Activity →
Give the data again in full, exactly as written below.

•••

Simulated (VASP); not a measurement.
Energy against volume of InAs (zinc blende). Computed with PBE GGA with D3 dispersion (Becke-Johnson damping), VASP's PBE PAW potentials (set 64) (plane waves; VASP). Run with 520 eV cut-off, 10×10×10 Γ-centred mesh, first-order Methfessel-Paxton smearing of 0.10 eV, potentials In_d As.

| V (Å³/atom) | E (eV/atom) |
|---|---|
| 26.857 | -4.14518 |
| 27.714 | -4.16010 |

•••

Task solution →
Simulated (VASP); not a measurement.
Energy against volume of InAs (zinc blende). Computed with PBE GGA with D3 dispersion (Becke-Johnson damping), VASP's PBE PAW potentials (set 64) (plane waves; VASP). Run with 520 eV cut-off, 10×10×10 Γ-centred mesh, first-order Methfessel-Paxton smearing of 0.10 eV, potentials In_d As.

| V (Å³/atom) | E (eV/atom) |
|---|---|
| 26.857 | -4.14518 |
| 27.714 | -4.16010 |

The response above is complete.